-- Assigned task --
Restate exactly the lines from the top of the listing below to the line containing "C3H6ClN can be"; the remaining lines are not wanted.

◆ ◆ ◆ ◆ ◆ ◆ ◆

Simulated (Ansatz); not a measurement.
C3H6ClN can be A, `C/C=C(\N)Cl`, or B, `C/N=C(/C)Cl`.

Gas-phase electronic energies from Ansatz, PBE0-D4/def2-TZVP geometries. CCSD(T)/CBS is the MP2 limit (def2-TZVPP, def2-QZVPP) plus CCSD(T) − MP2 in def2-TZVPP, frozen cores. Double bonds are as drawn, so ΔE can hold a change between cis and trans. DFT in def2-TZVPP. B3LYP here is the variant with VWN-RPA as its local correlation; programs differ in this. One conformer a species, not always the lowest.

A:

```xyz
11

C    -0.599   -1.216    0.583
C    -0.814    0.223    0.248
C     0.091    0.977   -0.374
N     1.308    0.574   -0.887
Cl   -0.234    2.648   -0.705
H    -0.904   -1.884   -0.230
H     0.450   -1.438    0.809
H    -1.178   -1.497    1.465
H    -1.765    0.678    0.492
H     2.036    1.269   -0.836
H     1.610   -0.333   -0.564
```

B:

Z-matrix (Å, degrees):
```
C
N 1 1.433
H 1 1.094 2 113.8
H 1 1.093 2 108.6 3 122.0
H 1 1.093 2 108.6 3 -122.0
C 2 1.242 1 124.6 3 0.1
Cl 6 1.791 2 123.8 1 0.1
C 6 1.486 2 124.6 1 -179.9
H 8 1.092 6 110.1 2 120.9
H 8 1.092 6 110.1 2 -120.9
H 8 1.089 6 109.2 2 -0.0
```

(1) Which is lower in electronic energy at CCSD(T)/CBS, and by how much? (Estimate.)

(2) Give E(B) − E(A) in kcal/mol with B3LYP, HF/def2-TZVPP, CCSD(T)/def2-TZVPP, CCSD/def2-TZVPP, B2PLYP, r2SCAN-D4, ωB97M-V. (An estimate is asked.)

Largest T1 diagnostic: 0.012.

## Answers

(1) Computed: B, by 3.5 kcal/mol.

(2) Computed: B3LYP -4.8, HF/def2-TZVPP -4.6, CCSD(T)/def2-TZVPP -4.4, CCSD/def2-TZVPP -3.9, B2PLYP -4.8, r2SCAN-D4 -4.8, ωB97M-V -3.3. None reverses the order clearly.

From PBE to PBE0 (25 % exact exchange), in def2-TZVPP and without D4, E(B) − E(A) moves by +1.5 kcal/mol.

◆ ◆ ◆ ◆ ◆ ◆ ◆

-- Worked solution --
Simulated (Ansatz); not a measurement.
C3H6ClN can be A, `C/C=C(\N)Cl`, or B, `C/N=C(/C)Cl`.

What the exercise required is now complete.